=== Record set ===

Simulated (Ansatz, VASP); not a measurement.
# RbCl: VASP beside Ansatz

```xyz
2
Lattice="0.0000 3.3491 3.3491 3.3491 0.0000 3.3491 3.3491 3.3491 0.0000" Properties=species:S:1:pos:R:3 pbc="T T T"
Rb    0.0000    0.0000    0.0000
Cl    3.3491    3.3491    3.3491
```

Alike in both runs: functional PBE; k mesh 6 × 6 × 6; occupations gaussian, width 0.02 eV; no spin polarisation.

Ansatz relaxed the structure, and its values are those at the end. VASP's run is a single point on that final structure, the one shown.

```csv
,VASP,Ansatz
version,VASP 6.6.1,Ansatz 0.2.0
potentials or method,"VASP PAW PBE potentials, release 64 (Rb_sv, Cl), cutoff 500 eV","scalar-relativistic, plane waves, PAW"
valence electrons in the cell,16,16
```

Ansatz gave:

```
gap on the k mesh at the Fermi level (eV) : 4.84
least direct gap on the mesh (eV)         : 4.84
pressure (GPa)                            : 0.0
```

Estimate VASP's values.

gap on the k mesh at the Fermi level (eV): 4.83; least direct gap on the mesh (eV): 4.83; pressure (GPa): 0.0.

===

◆ Brief ◆
Beginning with the opening line above, retype the records exactly through the line with "Estimate VASP's values.", both ends included.

◆ Solution ◆
Simulated (Ansatz, VASP); not a measurement.
# RbCl: VASP beside Ansatz

```xyz
2
Lattice="0.0000 3.3491 3.3491 3.3491 0.0000 3.3491 3.3491 3.3491 0.0000" Properties=species:S:1:pos:R:3 pbc="T T T"
Rb    0.0000    0.0000    0.0000
Cl    3.3491    3.3491    3.3491
```

Alike in both runs: functional PBE; k mesh 6 × 6 × 6; occupations gaussian, width 0.02 eV; no spin polarisation.

Ansatz relaxed the structure, and its values are those at the end. VASP's run is a single point on that final structure, the one shown.

```csv
,VASP,Ansatz
version,VASP 6.6.1,Ansatz 0.2.0
potentials or method,"VASP PAW PBE potentials, release 64 (Rb_sv, Cl), cutoff 500 eV","scalar-relativistic, plane waves, PAW"
valence electrons in the cell,16,16
```

Ansatz gave:

```
gap on the k mesh at the Fermi level (eV) : 4.84
least direct gap on the mesh (eV)         : 4.84
pressure (GPa)                            : 0.0
```

Estimate VASP's values.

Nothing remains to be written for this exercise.